* **Entries shown**
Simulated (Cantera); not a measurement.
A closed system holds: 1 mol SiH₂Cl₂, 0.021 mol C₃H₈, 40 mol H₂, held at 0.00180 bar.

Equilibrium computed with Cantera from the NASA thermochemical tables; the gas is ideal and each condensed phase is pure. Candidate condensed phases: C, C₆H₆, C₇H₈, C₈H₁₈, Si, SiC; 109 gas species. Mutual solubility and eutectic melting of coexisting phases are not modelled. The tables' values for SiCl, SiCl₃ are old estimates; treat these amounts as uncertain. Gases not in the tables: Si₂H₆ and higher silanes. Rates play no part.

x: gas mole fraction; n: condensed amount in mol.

* **Assigned task**
Reproduce every record, matching each line exactly.

* **Reply**
Simulated (Cantera); not a measurement.
A closed system holds: 1 mol SiH₂Cl₂, 0.021 mol C₃H₈, 40 mol H₂, held at 0.00180 bar.

Equilibrium computed with Cantera from the NASA thermochemical tables; the gas is ideal and each condensed phase is pure. Candidate condensed phases: C, C₆H₆, C₇H₈, C₈H₁₈, Si, SiC; 109 gas species. Mutual solubility and eutectic melting of coexisting phases are not modelled. The tables' values for SiCl, SiCl₃ are old estimates; treat these amounts as uncertain. Gases not in the tables: Si₂H₆ and higher silanes. Rates play no part.

x: gas mole fraction; n: condensed amount in mol.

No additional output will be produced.